Source material
= Beginning of Section =

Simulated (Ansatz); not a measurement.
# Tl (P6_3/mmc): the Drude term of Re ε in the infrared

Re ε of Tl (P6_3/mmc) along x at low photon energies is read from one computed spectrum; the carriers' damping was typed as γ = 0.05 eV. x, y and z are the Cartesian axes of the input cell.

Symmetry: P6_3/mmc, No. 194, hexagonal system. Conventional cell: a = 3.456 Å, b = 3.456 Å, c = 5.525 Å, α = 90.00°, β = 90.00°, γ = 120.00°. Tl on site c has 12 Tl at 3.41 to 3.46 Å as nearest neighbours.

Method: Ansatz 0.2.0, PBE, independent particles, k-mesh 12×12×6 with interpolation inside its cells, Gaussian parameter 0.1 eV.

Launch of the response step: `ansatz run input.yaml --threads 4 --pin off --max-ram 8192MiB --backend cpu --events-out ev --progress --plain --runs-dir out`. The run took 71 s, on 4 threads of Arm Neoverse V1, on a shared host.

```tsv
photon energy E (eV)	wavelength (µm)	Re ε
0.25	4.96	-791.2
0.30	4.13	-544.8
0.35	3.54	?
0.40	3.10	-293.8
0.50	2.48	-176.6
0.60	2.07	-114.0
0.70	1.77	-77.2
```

= End of Section =

Work task
So that nothing is lost, restate all the material word for word.

Task response
Simulated (Ansatz); not a measurement.
# Tl (P6_3/mmc): the Drude term of Re ε in the infrared

Re ε of Tl (P6_3/mmc) along x at low photon energies is read from one computed spectrum; the carriers' damping was typed as γ = 0.05 eV. x, y and z are the Cartesian axes of the input cell.

Symmetry: P6_3/mmc, No. 194, hexagonal system. Conventional cell: a = 3.456 Å, b = 3.456 Å, c = 5.525 Å, α = 90.00°, β = 90.00°, γ = 120.00°. Tl on site c has 12 Tl at 3.41 to 3.46 Å as nearest neighbours.

Method: Ansatz 0.2.0, PBE, independent particles, k-mesh 12×12×6 with interpolation inside its cells, Gaussian parameter 0.1 eV.

Launch of the response step: `ansatz run input.yaml --threads 4 --pin off --max-ram 8192MiB --backend cpu --events-out ev --progress --plain --runs-dir out`. The run took 71 s, on 4 threads of Arm Neoverse V1, on a shared host.

```tsv
photon energy E (eV)	wavelength (µm)	Re ε
0.25	4.96	-791.2
0.30	4.13	-544.8
0.35	3.54	?
0.40	3.10	-293.8
0.50	2.48	-176.6
0.60	2.07	-114.0
0.70	1.77	-77.2
```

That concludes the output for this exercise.